_Supplied information_
+---+

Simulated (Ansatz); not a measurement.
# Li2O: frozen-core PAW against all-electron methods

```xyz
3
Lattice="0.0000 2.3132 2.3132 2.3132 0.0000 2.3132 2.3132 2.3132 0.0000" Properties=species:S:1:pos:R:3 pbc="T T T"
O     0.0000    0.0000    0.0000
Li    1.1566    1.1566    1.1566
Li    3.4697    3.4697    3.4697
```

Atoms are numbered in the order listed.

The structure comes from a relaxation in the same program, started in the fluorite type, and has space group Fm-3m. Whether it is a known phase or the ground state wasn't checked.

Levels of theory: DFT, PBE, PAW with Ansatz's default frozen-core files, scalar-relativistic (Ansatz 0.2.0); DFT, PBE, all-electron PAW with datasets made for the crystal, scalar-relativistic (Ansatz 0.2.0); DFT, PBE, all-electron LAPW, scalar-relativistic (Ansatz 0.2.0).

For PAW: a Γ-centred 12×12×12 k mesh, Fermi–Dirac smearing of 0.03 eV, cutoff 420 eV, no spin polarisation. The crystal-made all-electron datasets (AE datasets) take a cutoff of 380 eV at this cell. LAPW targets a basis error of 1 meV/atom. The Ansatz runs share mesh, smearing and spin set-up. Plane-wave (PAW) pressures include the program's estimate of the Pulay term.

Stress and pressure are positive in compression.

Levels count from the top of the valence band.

+---+

_Required action_
The required output is the entries from their opening line through the line holding "Atoms are numbered in the order listed.", repeated exactly, with both end lines kept.

_Answer area_
Simulated (Ansatz); not a measurement.
# Li2O: frozen-core PAW against all-electron methods

```xyz
3
Lattice="0.0000 2.3132 2.3132 2.3132 0.0000 2.3132 2.3132 2.3132 0.0000" Properties=species:S:1:pos:R:3 pbc="T T T"
O     0.0000    0.0000    0.0000
Li    1.1566    1.1566    1.1566
Li    3.4697    3.4697    3.4697
```

Atoms are numbered in the order listed.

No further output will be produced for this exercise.